> [Data to examine]
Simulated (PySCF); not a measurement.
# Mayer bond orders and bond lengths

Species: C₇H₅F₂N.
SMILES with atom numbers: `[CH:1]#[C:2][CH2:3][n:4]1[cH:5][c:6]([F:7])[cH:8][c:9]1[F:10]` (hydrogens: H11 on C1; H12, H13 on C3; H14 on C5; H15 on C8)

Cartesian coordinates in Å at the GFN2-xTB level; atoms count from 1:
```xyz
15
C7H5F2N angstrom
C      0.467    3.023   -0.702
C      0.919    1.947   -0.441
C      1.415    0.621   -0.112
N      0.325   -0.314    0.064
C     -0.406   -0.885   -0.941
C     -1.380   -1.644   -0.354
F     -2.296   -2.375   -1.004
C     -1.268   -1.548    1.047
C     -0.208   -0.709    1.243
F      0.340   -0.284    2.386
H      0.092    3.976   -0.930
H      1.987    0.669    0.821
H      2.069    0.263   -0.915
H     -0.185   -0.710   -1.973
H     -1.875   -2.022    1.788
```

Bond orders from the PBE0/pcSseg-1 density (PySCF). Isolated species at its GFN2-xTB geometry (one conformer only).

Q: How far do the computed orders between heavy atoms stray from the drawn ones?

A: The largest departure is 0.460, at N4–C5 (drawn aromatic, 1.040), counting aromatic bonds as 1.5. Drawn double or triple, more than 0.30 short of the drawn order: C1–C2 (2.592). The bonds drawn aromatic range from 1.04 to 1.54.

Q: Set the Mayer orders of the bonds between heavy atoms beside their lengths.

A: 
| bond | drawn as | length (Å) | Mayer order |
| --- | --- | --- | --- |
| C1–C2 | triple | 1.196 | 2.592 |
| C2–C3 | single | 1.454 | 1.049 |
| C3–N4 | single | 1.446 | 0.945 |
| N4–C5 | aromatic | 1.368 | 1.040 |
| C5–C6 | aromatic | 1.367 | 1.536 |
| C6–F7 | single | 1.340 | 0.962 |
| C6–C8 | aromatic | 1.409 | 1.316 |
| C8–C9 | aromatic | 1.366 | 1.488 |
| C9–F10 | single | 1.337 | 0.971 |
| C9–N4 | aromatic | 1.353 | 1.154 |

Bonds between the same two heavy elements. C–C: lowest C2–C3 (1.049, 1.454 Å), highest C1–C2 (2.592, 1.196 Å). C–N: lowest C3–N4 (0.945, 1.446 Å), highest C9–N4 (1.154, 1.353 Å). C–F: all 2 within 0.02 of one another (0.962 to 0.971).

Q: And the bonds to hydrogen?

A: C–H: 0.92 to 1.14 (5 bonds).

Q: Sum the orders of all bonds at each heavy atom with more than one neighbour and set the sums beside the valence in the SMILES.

> [Activity] Nothing but the lines from the top of the records down to the line with "Q: How far do" belongs in the answer; repeat them exactly.

> [Written reply]
Simulated (PySCF); not a measurement.
# Mayer bond orders and bond lengths

Species: C₇H₅F₂N.
SMILES with atom numbers: `[CH:1]#[C:2][CH2:3][n:4]1[cH:5][c:6]([F:7])[cH:8][c:9]1[F:10]` (hydrogens: H11 on C1; H12, H13 on C3; H14 on C5; H15 on C8)

Cartesian coordinates in Å at the GFN2-xTB level; atoms count from 1:
```xyz
15
C7H5F2N angstrom
C      0.467    3.023   -0.702
C      0.919    1.947   -0.441
C      1.415    0.621   -0.112
N      0.325   -0.314    0.064
C     -0.406   -0.885   -0.941
C     -1.380   -1.644   -0.354
F     -2.296   -2.375   -1.004
C     -1.268   -1.548    1.047
C     -0.208   -0.709    1.243
F      0.340   -0.284    2.386
H      0.092    3.976   -0.930
H      1.987    0.669    0.821
H      2.069    0.263   -0.915
H     -0.185   -0.710   -1.973
H     -1.875   -2.022    1.788
```

Bond orders from the PBE0/pcSseg-1 density (PySCF). Isolated species at its GFN2-xTB geometry (one conformer only).

Q: How far do the computed orders between heavy atoms stray from the drawn ones?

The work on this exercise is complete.